[Start of Attachment]

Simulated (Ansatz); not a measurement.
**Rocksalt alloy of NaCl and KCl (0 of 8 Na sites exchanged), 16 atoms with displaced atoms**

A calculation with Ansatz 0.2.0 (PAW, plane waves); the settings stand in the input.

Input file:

[End of Attachment]

Assignment:
Quote the listing word for word from its first line through the line in which "A calculation with" appears.

Exercise solution:
Simulated (Ansatz); not a measurement.
**Rocksalt alloy of NaCl and KCl (0 of 8 Na sites exchanged), 16 atoms with displaced atoms**

A calculation with Ansatz 0.2.0 (PAW, plane waves); the settings stand in the input.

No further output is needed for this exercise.